:: Data to examine ::
▼▼▼
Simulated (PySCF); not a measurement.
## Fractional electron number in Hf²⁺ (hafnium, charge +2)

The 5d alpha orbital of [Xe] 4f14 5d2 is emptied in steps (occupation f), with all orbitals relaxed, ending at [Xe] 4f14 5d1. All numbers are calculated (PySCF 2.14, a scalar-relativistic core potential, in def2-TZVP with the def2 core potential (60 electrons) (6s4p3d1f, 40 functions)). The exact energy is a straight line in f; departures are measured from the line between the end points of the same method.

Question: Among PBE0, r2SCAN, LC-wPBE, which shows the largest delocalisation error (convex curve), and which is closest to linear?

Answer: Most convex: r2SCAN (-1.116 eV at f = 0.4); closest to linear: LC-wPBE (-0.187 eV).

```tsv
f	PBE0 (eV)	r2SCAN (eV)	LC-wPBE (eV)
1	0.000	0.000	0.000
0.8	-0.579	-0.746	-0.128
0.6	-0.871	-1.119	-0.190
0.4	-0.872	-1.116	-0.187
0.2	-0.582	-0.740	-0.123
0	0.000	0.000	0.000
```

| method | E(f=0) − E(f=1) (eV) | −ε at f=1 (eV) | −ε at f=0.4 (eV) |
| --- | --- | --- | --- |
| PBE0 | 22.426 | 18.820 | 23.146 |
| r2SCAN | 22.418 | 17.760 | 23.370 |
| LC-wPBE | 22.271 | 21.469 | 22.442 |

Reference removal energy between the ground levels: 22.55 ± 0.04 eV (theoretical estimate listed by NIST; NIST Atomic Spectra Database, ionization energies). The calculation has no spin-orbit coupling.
▲▲▲

:: Required action ::
Reproduce exactly, and with no other material, the lines between those holding "f=0.4 (eV) |" and "21.469 | 22.442 |", inclusive.

:: Exercise result ::
| method | E(f=0) − E(f=1) (eV) | −ε at f=1 (eV) | −ε at f=0.4 (eV) |
| --- | --- | --- | --- |
| PBE0 | 22.426 | 18.820 | 23.146 |
| r2SCAN | 22.418 | 17.760 | 23.370 |
| LC-wPBE | 22.271 | 21.469 | 22.442 |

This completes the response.